■ Input data ■
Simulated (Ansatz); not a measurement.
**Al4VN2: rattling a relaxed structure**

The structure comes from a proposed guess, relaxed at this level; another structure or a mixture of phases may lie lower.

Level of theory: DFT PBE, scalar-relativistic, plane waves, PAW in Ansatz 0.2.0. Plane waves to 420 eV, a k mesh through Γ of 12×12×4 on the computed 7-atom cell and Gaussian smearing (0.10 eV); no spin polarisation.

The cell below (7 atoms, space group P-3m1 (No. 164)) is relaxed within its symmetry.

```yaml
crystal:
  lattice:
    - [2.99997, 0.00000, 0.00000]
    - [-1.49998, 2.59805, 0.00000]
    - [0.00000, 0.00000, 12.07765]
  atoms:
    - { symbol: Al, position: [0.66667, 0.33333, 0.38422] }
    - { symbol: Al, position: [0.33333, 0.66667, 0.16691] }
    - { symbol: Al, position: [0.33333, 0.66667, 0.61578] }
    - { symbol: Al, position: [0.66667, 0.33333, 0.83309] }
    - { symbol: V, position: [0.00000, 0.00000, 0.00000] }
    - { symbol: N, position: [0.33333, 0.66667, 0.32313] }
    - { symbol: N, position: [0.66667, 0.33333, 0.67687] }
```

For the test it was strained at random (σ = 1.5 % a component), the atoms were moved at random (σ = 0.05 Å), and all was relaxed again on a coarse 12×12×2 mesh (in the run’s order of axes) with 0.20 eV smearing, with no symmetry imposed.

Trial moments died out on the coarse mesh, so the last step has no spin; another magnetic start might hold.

■ Brief ■
Each entry is to be returned in full, character for character.

■ Written response ■
Simulated (Ansatz); not a measurement.
**Al4VN2: rattling a relaxed structure**

The structure comes from a proposed guess, relaxed at this level; another structure or a mixture of phases may lie lower.

Level of theory: DFT PBE, scalar-relativistic, plane waves, PAW in Ansatz 0.2.0. Plane waves to 420 eV, a k mesh through Γ of 12×12×4 on the computed 7-atom cell and Gaussian smearing (0.10 eV); no spin polarisation.

The cell below (7 atoms, space group P-3m1 (No. 164)) is relaxed within its symmetry.

```yaml
crystal:
  lattice:
    - [2.99997, 0.00000, 0.00000]
    - [-1.49998, 2.59805, 0.00000]
    - [0.00000, 0.00000, 12.07765]
  atoms:
    - { symbol: Al, position: [0.66667, 0.33333, 0.38422] }
    - { symbol: Al, position: [0.33333, 0.66667, 0.16691] }
    - { symbol: Al, position: [0.33333, 0.66667, 0.61578] }
    - { symbol: Al, position: [0.66667, 0.33333, 0.83309] }
    - { symbol: V, position: [0.00000, 0.00000, 0.00000] }
    - { symbol: N, position: [0.33333, 0.66667, 0.32313] }
    - { symbol: N, position: [0.66667, 0.33333, 0.67687] }
```

For the test it was strained at random (σ = 1.5 % a component), the atoms were moved at random (σ = 0.05 Å), and all was relaxed again on a coarse 12×12×2 mesh (in the run’s order of axes) with 0.20 eV smearing, with no symmetry imposed.

Trial moments died out on the coarse mesh, so the last step has no spin; another magnetic start might hold.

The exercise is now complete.